= = =

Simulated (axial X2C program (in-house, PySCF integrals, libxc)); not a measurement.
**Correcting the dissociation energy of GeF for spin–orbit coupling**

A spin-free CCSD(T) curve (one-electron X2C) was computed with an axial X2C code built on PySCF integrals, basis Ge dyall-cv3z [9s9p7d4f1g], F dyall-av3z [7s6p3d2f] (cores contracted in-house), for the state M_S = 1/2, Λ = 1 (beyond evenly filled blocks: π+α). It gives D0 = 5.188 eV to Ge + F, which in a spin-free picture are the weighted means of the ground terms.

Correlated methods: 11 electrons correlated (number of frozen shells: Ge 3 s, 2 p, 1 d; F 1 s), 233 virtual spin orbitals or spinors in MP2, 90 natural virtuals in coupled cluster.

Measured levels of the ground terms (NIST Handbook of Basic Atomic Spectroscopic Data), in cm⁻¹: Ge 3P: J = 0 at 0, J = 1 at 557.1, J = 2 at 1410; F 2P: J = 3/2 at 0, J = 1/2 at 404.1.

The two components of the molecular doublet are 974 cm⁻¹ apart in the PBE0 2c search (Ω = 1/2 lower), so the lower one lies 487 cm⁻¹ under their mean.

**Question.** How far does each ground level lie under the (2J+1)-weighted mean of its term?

= = =

* _Work instruction_: Repeat back the material above verbatim, including every line.

* _Answer space_:
Simulated (axial X2C program (in-house, PySCF integrals, libxc)); not a measurement.
**Correcting the dissociation energy of GeF for spin–orbit coupling**

A spin-free CCSD(T) curve (one-electron X2C) was computed with an axial X2C code built on PySCF integrals, basis Ge dyall-cv3z [9s9p7d4f1g], F dyall-av3z [7s6p3d2f] (cores contracted in-house), for the state M_S = 1/2, Λ = 1 (beyond evenly filled blocks: π+α). It gives D0 = 5.188 eV to Ge + F, which in a spin-free picture are the weighted means of the ground terms.

Correlated methods: 11 electrons correlated (number of frozen shells: Ge 3 s, 2 p, 1 d; F 1 s), 233 virtual spin orbitals or spinors in MP2, 90 natural virtuals in coupled cluster.

Measured levels of the ground terms (NIST Handbook of Basic Atomic Spectroscopic Data), in cm⁻¹: Ge 3P: J = 0 at 0, J = 1 at 557.1, J = 2 at 1410; F 2P: J = 3/2 at 0, J = 1/2 at 404.1.

The two components of the molecular doublet are 974 cm⁻¹ apart in the PBE0 2c search (Ω = 1/2 lower), so the lower one lies 487 cm⁻¹ under their mean.

**Question.** How far does each ground level lie under the (2J+1)-weighted mean of its term?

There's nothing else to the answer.